:: SUPPLIED DATA ::

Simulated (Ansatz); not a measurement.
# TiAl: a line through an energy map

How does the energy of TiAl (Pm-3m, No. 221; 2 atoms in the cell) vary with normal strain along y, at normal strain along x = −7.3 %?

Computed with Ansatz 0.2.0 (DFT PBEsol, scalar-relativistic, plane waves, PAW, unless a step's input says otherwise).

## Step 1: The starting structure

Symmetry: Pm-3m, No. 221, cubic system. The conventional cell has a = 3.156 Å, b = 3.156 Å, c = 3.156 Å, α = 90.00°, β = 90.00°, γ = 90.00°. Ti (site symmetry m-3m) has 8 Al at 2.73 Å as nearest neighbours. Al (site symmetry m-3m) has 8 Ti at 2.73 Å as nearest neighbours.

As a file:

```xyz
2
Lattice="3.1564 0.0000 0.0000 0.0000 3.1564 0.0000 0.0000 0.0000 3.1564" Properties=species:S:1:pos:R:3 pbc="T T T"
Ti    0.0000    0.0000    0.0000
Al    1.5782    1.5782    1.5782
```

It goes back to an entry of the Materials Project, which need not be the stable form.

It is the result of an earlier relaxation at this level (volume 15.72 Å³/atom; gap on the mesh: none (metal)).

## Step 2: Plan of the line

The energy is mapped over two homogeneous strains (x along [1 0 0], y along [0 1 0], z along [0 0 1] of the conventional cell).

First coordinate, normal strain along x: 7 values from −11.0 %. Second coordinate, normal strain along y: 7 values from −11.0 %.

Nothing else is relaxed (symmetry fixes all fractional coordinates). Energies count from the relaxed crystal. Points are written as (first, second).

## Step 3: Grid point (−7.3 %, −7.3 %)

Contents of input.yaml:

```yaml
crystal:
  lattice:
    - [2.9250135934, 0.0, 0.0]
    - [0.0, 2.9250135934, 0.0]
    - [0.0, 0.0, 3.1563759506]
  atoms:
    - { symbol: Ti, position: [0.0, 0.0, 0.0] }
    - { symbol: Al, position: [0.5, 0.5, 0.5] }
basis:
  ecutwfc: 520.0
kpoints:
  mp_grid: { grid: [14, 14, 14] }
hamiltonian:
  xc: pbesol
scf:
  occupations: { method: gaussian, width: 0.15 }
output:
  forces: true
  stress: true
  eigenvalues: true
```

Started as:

:::

WORK TASK:
From the data above, reproduce word for word the lines running from the line with "Symmetry: Pm-3m, No." to the line with "Nothing else is", ends included.

YOUR RESPONSE:
Symmetry: Pm-3m, No. 221, cubic system. The conventional cell has a = 3.156 Å, b = 3.156 Å, c = 3.156 Å, α = 90.00°, β = 90.00°, γ = 90.00°. Ti (site symmetry m-3m) has 8 Al at 2.73 Å as nearest neighbours. Al (site symmetry m-3m) has 8 Ti at 2.73 Å as nearest neighbours.

As a file:

```xyz
2
Lattice="3.1564 0.0000 0.0000 0.0000 3.1564 0.0000 0.0000 0.0000 3.1564" Properties=species:S:1:pos:R:3 pbc="T T T"
Ti    0.0000    0.0000    0.0000
Al    1.5782    1.5782    1.5782
```

It goes back to an entry of the Materials Project, which need not be the stable form.

It is the result of an earlier relaxation at this level (volume 15.72 Å³/atom; gap on the mesh: none (metal)).

## Step 2: Plan of the line

The energy is mapped over two homogeneous strains (x along [1 0 0], y along [0 1 0], z along [0 0 1] of the conventional cell).

First coordinate, normal strain along x: 7 values from −11.0 %. Second coordinate, normal strain along y: 7 values from −11.0 %.

Nothing else is relaxed (symmetry fixes all fractional coordinates). Energies count from the relaxed crystal. Points are written as (first, second).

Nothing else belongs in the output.